Material supplied:
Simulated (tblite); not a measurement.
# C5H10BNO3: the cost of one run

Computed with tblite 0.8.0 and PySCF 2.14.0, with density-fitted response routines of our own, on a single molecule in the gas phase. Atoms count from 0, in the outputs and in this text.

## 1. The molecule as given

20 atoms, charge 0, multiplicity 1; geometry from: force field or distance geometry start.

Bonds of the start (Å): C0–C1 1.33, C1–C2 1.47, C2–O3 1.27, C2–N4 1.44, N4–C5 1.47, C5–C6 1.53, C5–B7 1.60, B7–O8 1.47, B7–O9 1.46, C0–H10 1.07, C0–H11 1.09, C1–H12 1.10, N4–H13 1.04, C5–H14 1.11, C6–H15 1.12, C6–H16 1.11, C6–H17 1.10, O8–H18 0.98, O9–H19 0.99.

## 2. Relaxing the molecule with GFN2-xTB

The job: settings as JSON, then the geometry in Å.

Work instruction: Type out the records again exactly, line for line.

Answer space:
Simulated (tblite); not a measurement.
# C5H10BNO3: the cost of one run

Computed with tblite 0.8.0 and PySCF 2.14.0, with density-fitted response routines of our own, on a single molecule in the gas phase. Atoms count from 0, in the outputs and in this text.

## 1. The molecule as given

20 atoms, charge 0, multiplicity 1; geometry from: force field or distance geometry start.

Bonds of the start (Å): C0–C1 1.33, C1–C2 1.47, C2–O3 1.27, C2–N4 1.44, N4–C5 1.47, C5–C6 1.53, C5–B7 1.60, B7–O8 1.47, B7–O9 1.46, C0–H10 1.07, C0–H11 1.09, C1–H12 1.10, N4–H13 1.04, C5–H14 1.11, C6–H15 1.12, C6–H16 1.11, C6–H17 1.10, O8–H18 0.98, O9–H19 0.99.

## 2. Relaxing the molecule with GFN2-xTB

The job: settings as JSON, then the geometry in Å.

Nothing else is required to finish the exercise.